Top of Extracted data

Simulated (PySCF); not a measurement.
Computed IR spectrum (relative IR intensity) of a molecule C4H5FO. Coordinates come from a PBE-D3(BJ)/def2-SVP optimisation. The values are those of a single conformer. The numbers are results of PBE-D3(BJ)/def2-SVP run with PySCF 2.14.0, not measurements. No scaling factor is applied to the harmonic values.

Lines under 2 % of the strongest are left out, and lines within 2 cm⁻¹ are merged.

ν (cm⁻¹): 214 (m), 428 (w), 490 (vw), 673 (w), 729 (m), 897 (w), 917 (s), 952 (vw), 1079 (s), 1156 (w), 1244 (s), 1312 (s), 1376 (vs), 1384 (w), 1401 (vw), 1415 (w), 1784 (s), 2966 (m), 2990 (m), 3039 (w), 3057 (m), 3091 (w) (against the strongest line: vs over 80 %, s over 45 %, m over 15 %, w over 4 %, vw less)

Bottom of Extracted data

- Action item
The entries above should be set down again exactly as they appear.

- Exercise answer
Simulated (PySCF); not a measurement.
Computed IR spectrum (relative IR intensity) of a molecule C4H5FO. Coordinates come from a PBE-D3(BJ)/def2-SVP optimisation. The values are those of a single conformer. The numbers are results of PBE-D3(BJ)/def2-SVP run with PySCF 2.14.0, not measurements. No scaling factor is applied to the harmonic values.

Lines under 2 % of the strongest are left out, and lines within 2 cm⁻¹ are merged.

ν (cm⁻¹): 214 (m), 428 (w), 490 (vw), 673 (w), 729 (m), 897 (w), 917 (s), 952 (vw), 1079 (s), 1156 (w), 1244 (s), 1312 (s), 1376 (vs), 1384 (w), 1401 (vw), 1415 (w), 1784 (s), 2966 (m), 2990 (m), 3039 (w), 3057 (m), 3091 (w) (against the strongest line: vs over 80 %, s over 45 %, m over 15 %, w over 4 %, vw less)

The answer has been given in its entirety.